Extracted material Start Marker
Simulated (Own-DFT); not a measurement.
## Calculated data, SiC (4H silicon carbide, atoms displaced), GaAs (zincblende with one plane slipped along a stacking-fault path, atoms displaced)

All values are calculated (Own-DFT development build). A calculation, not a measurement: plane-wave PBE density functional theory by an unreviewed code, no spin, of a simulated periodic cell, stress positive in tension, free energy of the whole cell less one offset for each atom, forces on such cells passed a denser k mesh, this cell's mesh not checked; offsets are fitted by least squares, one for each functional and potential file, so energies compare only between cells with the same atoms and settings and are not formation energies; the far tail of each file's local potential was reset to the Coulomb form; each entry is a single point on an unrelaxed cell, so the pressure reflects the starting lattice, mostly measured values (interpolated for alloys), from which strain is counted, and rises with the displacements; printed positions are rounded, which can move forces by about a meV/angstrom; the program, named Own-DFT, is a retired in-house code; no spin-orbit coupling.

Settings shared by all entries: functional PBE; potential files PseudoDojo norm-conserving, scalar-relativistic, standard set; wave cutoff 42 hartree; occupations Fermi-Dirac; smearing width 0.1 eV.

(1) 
Extracted material End Marker

▶ Task item:
Every line of the listing is to be returned exactly as given.

▶ Exercise response:
Simulated (Own-DFT); not a measurement.
## Calculated data, SiC (4H silicon carbide, atoms displaced), GaAs (zincblende with one plane slipped along a stacking-fault path, atoms displaced)

All values are calculated (Own-DFT development build). A calculation, not a measurement: plane-wave PBE density functional theory by an unreviewed code, no spin, of a simulated periodic cell, stress positive in tension, free energy of the whole cell less one offset for each atom, forces on such cells passed a denser k mesh, this cell's mesh not checked; offsets are fitted by least squares, one for each functional and potential file, so energies compare only between cells with the same atoms and settings and are not formation energies; the far tail of each file's local potential was reset to the Coulomb form; each entry is a single point on an unrelaxed cell, so the pressure reflects the starting lattice, mostly measured values (interpolated for alloys), from which strain is counted, and rises with the displacements; printed positions are rounded, which can move forces by about a meV/angstrom; the program, named Own-DFT, is a retired in-house code; no spin-orbit coupling.

Settings shared by all entries: functional PBE; potential files PseudoDojo norm-conserving, scalar-relativistic, standard set; wave cutoff 42 hartree; occupations Fermi-Dirac; smearing width 0.1 eV.

(1) 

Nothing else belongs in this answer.